> WORK ITEM:
After finding the line containing "Method: Ansatz 0.2.0, RKS" below, please output that line and each following one through the line containing "Question: How did", exactly as written.

> RAW DATA:
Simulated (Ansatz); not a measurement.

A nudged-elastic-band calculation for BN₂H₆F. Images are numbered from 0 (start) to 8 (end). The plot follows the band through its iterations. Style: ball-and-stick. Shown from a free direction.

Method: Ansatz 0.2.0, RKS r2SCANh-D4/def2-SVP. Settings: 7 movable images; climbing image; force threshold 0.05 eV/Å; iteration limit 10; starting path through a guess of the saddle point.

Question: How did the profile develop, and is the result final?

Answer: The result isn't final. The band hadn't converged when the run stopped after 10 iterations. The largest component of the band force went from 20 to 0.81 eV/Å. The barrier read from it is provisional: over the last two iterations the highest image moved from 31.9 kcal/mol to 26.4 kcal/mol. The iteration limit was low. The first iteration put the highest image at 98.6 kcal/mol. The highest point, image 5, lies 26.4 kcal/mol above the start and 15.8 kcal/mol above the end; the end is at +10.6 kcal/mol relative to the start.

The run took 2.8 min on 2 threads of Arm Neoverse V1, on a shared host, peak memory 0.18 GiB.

> REPLY:
Method: Ansatz 0.2.0, RKS r2SCANh-D4/def2-SVP. Settings: 7 movable images; climbing image; force threshold 0.05 eV/Å; iteration limit 10; starting path through a guess of the saddle point.

Question: How did the profile develop, and is the result final?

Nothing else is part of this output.